Work request —
Copy out all of the data below with no alterations.

Data extracts —
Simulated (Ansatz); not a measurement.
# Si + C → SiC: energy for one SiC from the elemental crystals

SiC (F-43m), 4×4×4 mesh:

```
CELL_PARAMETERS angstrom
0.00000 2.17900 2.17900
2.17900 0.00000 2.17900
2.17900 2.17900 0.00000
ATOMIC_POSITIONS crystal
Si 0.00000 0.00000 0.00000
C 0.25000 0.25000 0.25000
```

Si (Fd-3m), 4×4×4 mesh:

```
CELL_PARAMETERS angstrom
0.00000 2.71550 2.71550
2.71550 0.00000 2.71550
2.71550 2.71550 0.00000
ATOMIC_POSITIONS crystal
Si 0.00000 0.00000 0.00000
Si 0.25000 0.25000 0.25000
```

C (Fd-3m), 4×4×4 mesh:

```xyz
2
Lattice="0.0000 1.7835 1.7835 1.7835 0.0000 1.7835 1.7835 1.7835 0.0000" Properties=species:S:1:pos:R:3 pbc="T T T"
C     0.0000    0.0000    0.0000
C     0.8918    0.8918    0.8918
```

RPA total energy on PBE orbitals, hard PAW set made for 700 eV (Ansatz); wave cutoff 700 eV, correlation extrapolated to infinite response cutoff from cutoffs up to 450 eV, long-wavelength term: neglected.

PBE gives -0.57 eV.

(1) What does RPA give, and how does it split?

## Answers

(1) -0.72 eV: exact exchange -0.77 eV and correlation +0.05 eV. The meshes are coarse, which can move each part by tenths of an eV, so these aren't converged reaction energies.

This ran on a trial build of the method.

Solution —
Simulated (Ansatz); not a measurement.
# Si + C → SiC: energy for one SiC from the elemental crystals

SiC (F-43m), 4×4×4 mesh:

```
CELL_PARAMETERS angstrom
0.00000 2.17900 2.17900
2.17900 0.00000 2.17900
2.17900 2.17900 0.00000
ATOMIC_POSITIONS crystal
Si 0.00000 0.00000 0.00000
C 0.25000 0.25000 0.25000
```

Si (Fd-3m), 4×4×4 mesh:

```
CELL_PARAMETERS angstrom
0.00000 2.71550 2.71550
2.71550 0.00000 2.71550
2.71550 2.71550 0.00000
ATOMIC_POSITIONS crystal
Si 0.00000 0.00000 0.00000
Si 0.25000 0.25000 0.25000
```

C (Fd-3m), 4×4×4 mesh:

```xyz
2
Lattice="0.0000 1.7835 1.7835 1.7835 0.0000 1.7835 1.7835 1.7835 0.0000" Properties=species:S:1:pos:R:3 pbc="T T T"
C     0.0000    0.0000    0.0000
C     0.8918    0.8918    0.8918
```

RPA total energy on PBE orbitals, hard PAW set made for 700 eV (Ansatz); wave cutoff 700 eV, correlation extrapolated to infinite response cutoff from cutoffs up to 450 eV, long-wavelength term: neglected.

PBE gives -0.57 eV.

(1) What does RPA give, and how does it split?

## Answers

(1) -0.72 eV: exact exchange -0.77 eV and correlation +0.05 eV. The meshes are coarse, which can move each part by tenths of an eV, so these aren't converged reaction energies.

This ran on a trial build of the method.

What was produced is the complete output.